» Work item
Extract, unchanged, every line from the top of the material below through the line with "Hardware: 1 thread", and no more.

» Data listing
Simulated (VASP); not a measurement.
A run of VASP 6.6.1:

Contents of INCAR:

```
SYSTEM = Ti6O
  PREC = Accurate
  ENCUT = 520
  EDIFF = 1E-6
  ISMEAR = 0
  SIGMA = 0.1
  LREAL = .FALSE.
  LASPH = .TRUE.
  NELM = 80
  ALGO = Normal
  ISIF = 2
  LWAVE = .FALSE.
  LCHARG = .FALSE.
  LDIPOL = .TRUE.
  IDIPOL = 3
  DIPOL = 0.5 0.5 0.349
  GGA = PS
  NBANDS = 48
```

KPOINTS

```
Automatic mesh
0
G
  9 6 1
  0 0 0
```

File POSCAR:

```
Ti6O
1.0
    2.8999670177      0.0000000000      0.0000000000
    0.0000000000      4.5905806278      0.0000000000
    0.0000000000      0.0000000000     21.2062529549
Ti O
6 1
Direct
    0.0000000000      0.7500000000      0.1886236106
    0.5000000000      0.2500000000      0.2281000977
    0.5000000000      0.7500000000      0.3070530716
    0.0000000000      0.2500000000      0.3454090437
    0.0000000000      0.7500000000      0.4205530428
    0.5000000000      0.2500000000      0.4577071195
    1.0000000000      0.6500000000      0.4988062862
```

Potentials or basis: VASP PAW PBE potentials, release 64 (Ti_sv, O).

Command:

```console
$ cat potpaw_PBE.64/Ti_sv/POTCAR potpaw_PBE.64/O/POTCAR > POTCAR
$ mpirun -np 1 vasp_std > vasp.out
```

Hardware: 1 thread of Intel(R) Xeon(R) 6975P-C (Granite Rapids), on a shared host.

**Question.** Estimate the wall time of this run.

» Task result
Simulated (VASP); not a measurement.
A run of VASP 6.6.1:

Contents of INCAR:

```
SYSTEM = Ti6O
  PREC = Accurate
  ENCUT = 520
  EDIFF = 1E-6
  ISMEAR = 0
  SIGMA = 0.1
  LREAL = .FALSE.
  LASPH = .TRUE.
  NELM = 80
  ALGO = Normal
  ISIF = 2
  LWAVE = .FALSE.
  LCHARG = .FALSE.
  LDIPOL = .TRUE.
  IDIPOL = 3
  DIPOL = 0.5 0.5 0.349
  GGA = PS
  NBANDS = 48
```

KPOINTS

```
Automatic mesh
0
G
  9 6 1
  0 0 0
```

File POSCAR:

```
Ti6O
1.0
    2.8999670177      0.0000000000      0.0000000000
    0.0000000000      4.5905806278      0.0000000000
    0.0000000000      0.0000000000     21.2062529549
Ti O
6 1
Direct
    0.0000000000      0.7500000000      0.1886236106
    0.5000000000      0.2500000000      0.2281000977
    0.5000000000      0.7500000000      0.3070530716
    0.0000000000      0.2500000000      0.3454090437
    0.0000000000      0.7500000000      0.4205530428
    0.5000000000      0.2500000000      0.4577071195
    1.0000000000      0.6500000000      0.4988062862
```

Potentials or basis: VASP PAW PBE potentials, release 64 (Ti_sv, O).

Command:

```console
$ cat potpaw_PBE.64/Ti_sv/POTCAR potpaw_PBE.64/O/POTCAR > POTCAR
$ mpirun -np 1 vasp_std > vasp.out
```

Hardware: 1 thread of Intel(R) Xeon(R) 6975P-C (Granite Rapids), on a shared host.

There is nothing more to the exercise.